### ENTRIES PROVIDED
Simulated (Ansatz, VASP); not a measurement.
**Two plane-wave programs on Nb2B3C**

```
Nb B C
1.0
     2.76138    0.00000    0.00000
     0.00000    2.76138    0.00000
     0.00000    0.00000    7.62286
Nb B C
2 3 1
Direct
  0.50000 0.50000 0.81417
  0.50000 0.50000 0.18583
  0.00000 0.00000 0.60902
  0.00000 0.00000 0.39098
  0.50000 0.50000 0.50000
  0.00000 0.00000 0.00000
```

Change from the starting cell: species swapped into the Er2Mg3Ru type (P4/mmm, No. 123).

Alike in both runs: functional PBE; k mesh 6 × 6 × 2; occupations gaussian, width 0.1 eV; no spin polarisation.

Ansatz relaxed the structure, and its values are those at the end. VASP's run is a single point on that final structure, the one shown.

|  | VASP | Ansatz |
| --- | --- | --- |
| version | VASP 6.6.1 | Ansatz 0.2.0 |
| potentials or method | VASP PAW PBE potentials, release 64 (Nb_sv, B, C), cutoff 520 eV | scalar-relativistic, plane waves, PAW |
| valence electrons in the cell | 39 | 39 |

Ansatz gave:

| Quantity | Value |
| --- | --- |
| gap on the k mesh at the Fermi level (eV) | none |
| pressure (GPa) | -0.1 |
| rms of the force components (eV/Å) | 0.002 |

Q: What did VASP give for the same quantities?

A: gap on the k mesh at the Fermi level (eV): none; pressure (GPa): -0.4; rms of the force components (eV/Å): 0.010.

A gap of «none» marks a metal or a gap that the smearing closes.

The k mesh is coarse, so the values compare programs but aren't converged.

### WORK INSTRUCTION
Write out only the lines that run from the line containing "programs on Nb2B3C**" through the line containing "Alike in both", both included, exactly as they appear above.

### EXPECTED ANSWER
**Two plane-wave programs on Nb2B3C**

```
Nb B C
1.0
     2.76138    0.00000    0.00000
     0.00000    2.76138    0.00000
     0.00000    0.00000    7.62286
Nb B C
2 3 1
Direct
  0.50000 0.50000 0.81417
  0.50000 0.50000 0.18583
  0.00000 0.00000 0.60902
  0.00000 0.00000 0.39098
  0.50000 0.50000 0.50000
  0.00000 0.00000 0.00000
```

Change from the starting cell: species swapped into the Er2Mg3Ru type (P4/mmm, No. 123).

Alike in both runs: functional PBE; k mesh 6 × 6 × 2; occupations gaussian, width 0.1 eV; no spin polarisation.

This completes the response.